___

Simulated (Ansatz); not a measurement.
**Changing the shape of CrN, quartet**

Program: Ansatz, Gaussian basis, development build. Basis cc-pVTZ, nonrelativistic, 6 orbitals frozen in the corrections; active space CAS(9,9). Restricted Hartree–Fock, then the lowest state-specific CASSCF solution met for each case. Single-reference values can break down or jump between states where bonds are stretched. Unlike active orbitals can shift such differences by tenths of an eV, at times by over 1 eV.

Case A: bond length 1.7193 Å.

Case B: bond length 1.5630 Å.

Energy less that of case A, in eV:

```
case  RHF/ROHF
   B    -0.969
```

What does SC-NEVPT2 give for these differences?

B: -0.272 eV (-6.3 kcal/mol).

___

→ **Required action**: Restate verbatim all lines from the start of the data through the line containing "What does SC-NEVPT2", with both ends kept.

→ **Response**:
Simulated (Ansatz); not a measurement.
**Changing the shape of CrN, quartet**

Program: Ansatz, Gaussian basis, development build. Basis cc-pVTZ, nonrelativistic, 6 orbitals frozen in the corrections; active space CAS(9,9). Restricted Hartree–Fock, then the lowest state-specific CASSCF solution met for each case. Single-reference values can break down or jump between states where bonds are stretched. Unlike active orbitals can shift such differences by tenths of an eV, at times by over 1 eV.

Case A: bond length 1.7193 Å.

Case B: bond length 1.5630 Å.

Energy less that of case A, in eV:

```
case  RHF/ROHF
   B    -0.969
```

What does SC-NEVPT2 give for these differences?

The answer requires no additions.